■ GIVEN DATA:
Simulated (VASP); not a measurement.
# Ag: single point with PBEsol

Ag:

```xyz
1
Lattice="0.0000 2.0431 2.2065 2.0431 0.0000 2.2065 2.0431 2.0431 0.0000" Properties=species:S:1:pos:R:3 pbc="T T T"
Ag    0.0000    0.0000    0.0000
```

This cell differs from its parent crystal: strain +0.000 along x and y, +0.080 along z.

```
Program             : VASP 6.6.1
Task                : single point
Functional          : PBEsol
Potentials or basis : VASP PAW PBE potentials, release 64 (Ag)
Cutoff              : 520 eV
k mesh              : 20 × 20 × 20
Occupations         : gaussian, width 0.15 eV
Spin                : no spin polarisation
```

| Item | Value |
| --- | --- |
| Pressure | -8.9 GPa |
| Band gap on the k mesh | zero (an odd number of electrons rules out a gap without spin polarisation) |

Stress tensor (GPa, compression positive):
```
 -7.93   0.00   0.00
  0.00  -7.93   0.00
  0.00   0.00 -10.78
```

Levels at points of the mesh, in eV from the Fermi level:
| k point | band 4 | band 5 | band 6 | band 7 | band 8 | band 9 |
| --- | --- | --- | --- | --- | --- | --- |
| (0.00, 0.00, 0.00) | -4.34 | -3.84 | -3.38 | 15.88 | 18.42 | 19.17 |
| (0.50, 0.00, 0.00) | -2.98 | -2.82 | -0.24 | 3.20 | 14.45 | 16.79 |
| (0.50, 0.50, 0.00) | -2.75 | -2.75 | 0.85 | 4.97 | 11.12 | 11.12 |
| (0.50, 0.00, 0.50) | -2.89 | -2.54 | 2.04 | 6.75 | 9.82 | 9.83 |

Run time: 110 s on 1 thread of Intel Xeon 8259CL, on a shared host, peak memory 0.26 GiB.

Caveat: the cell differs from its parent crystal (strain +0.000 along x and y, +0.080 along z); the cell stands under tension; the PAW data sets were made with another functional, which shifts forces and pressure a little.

■ ASSIGNED TASK: Return only the lines between the one holding "Pressure | -8.9 GPa |" and the one holding "11.12 | 11.12 |", inclusive, exactly as they appear above.

■ ANSWER SPACE:
| Pressure | -8.9 GPa |
| Band gap on the k mesh | zero (an odd number of electrons rules out a gap without spin polarisation) |

Stress tensor (GPa, compression positive):
```
 -7.93   0.00   0.00
  0.00  -7.93   0.00
  0.00   0.00 -10.78
```

Levels at points of the mesh, in eV from the Fermi level:
| k point | band 4 | band 5 | band 6 | band 7 | band 8 | band 9 |
| --- | --- | --- | --- | --- | --- | --- |
| (0.00, 0.00, 0.00) | -4.34 | -3.84 | -3.38 | 15.88 | 18.42 | 19.17 |
| (0.50, 0.00, 0.00) | -2.98 | -2.82 | -0.24 | 3.20 | 14.45 | 16.79 |
| (0.50, 0.50, 0.00) | -2.75 | -2.75 | 0.85 | 4.97 | 11.12 | 11.12 |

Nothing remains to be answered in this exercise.